= SOURCE INFORMATION =
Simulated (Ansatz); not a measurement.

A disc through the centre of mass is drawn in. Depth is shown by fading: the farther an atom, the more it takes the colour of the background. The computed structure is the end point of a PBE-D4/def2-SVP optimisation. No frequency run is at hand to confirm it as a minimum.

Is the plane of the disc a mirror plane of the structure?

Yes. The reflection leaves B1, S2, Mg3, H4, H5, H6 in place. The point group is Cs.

= REQUIREMENT =
From the listing above, reproduce all the lines exactly.

= TASK OUTPUT =
Simulated (Ansatz); not a measurement.

A disc through the centre of mass is drawn in. Depth is shown by fading: the farther an atom, the more it takes the colour of the background. The computed structure is the end point of a PBE-D4/def2-SVP optimisation. No frequency run is at hand to confirm it as a minimum.

Is the plane of the disc a mirror plane of the structure?

Yes. The reflection leaves B1, S2, Mg3, H4, H5, H6 in place. The point group is Cs.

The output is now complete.